### Activity
For this exercise, repeat the listing below from its first line through the line containing "(ordering on rocksalt)**", exactly as written.

### Supplied information
Content starts
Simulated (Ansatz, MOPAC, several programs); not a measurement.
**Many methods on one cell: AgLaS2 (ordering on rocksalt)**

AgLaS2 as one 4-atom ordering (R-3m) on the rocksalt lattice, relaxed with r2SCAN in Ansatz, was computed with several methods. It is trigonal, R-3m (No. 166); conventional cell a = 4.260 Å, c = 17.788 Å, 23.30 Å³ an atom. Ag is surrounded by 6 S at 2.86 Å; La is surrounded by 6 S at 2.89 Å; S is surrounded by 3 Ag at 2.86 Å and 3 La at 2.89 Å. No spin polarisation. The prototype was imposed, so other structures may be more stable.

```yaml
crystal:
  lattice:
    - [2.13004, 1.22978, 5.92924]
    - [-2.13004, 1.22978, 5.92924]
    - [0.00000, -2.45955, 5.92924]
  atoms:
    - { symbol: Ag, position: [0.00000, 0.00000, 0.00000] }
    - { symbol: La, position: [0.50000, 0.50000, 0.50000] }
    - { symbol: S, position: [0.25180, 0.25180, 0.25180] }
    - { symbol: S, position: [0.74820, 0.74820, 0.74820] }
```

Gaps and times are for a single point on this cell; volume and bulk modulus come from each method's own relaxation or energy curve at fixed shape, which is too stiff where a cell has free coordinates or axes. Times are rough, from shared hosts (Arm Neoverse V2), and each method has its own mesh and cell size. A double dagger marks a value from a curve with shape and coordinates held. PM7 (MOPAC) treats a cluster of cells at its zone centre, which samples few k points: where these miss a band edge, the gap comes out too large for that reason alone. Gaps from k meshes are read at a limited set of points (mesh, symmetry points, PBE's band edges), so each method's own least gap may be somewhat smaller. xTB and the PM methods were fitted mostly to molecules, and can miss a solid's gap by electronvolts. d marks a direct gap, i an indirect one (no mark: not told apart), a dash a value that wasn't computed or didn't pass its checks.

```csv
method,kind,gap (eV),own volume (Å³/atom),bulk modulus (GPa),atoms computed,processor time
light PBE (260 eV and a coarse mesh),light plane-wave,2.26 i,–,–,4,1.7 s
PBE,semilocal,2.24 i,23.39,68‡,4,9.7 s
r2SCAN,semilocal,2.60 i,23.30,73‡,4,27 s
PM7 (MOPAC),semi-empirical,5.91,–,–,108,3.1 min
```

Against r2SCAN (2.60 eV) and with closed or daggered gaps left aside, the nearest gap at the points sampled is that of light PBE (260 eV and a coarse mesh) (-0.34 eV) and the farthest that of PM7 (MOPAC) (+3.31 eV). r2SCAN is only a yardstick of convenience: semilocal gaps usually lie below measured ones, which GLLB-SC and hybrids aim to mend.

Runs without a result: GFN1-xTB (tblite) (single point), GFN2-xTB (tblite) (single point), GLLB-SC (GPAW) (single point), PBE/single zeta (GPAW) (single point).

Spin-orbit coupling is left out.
Content ends

### Task solution
Simulated (Ansatz, MOPAC, several programs); not a measurement.
**Many methods on one cell: AgLaS2 (ordering on rocksalt)**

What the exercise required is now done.